_Work item_
Type out each entry exactly.

_Supplied material_
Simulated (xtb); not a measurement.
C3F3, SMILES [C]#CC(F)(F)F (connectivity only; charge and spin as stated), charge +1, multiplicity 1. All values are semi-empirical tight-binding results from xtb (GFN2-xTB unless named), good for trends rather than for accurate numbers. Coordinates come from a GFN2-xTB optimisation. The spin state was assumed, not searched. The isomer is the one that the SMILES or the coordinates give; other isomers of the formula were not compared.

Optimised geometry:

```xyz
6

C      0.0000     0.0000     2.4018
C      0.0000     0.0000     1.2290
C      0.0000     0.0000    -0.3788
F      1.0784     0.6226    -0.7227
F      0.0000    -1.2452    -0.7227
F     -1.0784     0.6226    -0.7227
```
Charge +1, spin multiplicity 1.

_Answer section_
Simulated (xtb); not a measurement.
C3F3, SMILES [C]#CC(F)(F)F (connectivity only; charge and spin as stated), charge +1, multiplicity 1. All values are semi-empirical tight-binding results from xtb (GFN2-xTB unless named), good for trends rather than for accurate numbers. Coordinates come from a GFN2-xTB optimisation. The spin state was assumed, not searched. The isomer is the one that the SMILES or the coordinates give; other isomers of the formula were not compared.

Optimised geometry:

```xyz
6

C      0.0000     0.0000     2.4018
C      0.0000     0.0000     1.2290
C      0.0000     0.0000    -0.3788
F      1.0784     0.6226    -0.7227
F      0.0000    -1.2452    -0.7227
F     -1.0784     0.6226    -0.7227
```
Charge +1, spin multiplicity 1.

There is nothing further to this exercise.